**Supplied entries**
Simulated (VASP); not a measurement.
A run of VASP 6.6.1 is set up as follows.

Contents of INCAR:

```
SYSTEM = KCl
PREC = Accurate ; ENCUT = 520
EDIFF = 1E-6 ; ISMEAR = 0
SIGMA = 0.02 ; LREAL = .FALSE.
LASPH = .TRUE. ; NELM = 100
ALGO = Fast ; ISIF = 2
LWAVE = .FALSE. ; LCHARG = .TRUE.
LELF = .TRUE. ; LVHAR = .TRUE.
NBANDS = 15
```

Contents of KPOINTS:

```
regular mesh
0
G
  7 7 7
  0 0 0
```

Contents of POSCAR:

**Action item**
Each entry must appear in the reply exactly as written.

**Solution**
Simulated (VASP); not a measurement.
A run of VASP 6.6.1 is set up as follows.

Contents of INCAR:

```
SYSTEM = KCl
PREC = Accurate ; ENCUT = 520
EDIFF = 1E-6 ; ISMEAR = 0
SIGMA = 0.02 ; LREAL = .FALSE.
LASPH = .TRUE. ; NELM = 100
ALGO = Fast ; ISIF = 2
LWAVE = .FALSE. ; LCHARG = .TRUE.
LELF = .TRUE. ; LVHAR = .TRUE.
NBANDS = 15
```

Contents of KPOINTS:

```
regular mesh
0
G
  7 7 7
  0 0 0
```

Contents of POSCAR:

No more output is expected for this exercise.